**RECORD EXCERPTS**
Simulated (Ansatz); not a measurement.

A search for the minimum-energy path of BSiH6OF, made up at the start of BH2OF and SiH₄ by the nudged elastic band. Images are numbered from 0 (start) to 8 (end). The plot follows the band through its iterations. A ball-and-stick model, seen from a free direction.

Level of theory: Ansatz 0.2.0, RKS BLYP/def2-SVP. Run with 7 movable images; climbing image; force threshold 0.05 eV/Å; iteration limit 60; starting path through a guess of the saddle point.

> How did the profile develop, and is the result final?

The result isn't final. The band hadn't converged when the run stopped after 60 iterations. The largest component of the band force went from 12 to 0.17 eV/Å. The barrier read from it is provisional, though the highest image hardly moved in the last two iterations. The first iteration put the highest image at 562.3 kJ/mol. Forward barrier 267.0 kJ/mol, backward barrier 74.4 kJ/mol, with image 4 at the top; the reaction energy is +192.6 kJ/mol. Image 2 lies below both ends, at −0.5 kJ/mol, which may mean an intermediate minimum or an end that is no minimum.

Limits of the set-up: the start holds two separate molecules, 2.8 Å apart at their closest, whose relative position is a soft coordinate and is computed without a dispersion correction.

**ACTIVITY**
Nothing should be returned except the lines from the first line of the data above through the line with "The result isn't", each one exact.

**EXERCISE SOLUTION**
Simulated (Ansatz); not a measurement.

A search for the minimum-energy path of BSiH6OF, made up at the start of BH2OF and SiH₄ by the nudged elastic band. Images are numbered from 0 (start) to 8 (end). The plot follows the band through its iterations. A ball-and-stick model, seen from a free direction.

Level of theory: Ansatz 0.2.0, RKS BLYP/def2-SVP. Run with 7 movable images; climbing image; force threshold 0.05 eV/Å; iteration limit 60; starting path through a guess of the saddle point.

> How did the profile develop, and is the result final?

The result isn't final. The band hadn't converged when the run stopped after 60 iterations. The largest component of the band force went from 12 to 0.17 eV/Å. The barrier read from it is provisional, though the highest image hardly moved in the last two iterations. The first iteration put the highest image at 562.3 kJ/mol. Forward barrier 267.0 kJ/mol, backward barrier 74.4 kJ/mol, with image 4 at the top; the reaction energy is +192.6 kJ/mol. Image 2 lies below both ends, at −0.5 kJ/mol, which may mean an intermediate minimum or an end that is no minimum.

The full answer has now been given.